Required action –
Consider the listing below. Extract exactly the lines from the line containing "2.61 | 6.41 |" to the line containing "Wall time 26", both included.

Records shown –
##########

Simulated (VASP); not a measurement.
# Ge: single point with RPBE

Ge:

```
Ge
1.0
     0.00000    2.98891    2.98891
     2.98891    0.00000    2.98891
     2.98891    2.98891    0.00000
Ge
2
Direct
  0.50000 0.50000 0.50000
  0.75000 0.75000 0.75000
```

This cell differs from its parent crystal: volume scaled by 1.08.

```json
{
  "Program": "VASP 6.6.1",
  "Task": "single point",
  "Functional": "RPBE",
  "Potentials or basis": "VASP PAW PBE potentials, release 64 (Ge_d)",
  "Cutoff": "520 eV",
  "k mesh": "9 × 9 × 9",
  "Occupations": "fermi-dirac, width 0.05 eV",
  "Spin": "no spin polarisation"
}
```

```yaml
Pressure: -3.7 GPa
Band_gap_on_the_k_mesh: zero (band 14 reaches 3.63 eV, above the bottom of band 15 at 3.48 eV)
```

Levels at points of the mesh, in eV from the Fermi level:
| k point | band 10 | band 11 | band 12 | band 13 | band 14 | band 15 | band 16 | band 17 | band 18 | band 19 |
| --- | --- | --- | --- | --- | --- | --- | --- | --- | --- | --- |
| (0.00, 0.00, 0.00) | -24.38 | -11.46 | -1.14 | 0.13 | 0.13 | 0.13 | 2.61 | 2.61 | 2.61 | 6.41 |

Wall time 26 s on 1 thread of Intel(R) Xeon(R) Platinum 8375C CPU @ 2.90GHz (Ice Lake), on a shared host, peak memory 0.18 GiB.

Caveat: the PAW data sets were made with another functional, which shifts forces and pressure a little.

##########

Written solution –
| (0.00, 0.00, 0.00) | -24.38 | -11.46 | -1.14 | 0.13 | 0.13 | 0.13 | 2.61 | 2.61 | 2.61 | 6.41 |

Wall time 26 s on 1 thread of Intel(R) Xeon(R) Platinum 8375C CPU @ 2.90GHz (Ice Lake), on a shared host, peak memory 0.18 GiB.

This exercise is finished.